» REQUIRED ACTION
The expected output is each entry, given again exactly.

+ + + + +

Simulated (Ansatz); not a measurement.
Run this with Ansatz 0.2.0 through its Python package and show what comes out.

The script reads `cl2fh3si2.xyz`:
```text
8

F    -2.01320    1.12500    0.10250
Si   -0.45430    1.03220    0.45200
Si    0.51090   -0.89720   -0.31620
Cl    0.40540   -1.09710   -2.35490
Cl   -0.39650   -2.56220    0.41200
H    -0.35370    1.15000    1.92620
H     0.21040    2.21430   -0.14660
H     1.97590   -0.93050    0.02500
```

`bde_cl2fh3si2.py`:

+ + + + +

» RESULT
Simulated (Ansatz); not a measurement.
Run this with Ansatz 0.2.0 through its Python package and show what comes out.

The script reads `cl2fh3si2.xyz`:
```text
8

F    -2.01320    1.12500    0.10250
Si   -0.45430    1.03220    0.45200
Si    0.51090   -0.89720   -0.31620
Cl    0.40540   -1.09710   -2.35490
Cl   -0.39650   -2.56220    0.41200
H    -0.35370    1.15000    1.92620
H     0.21040    2.21430   -0.14660
H     1.97590   -0.93050    0.02500
```

`bde_cl2fh3si2.py`:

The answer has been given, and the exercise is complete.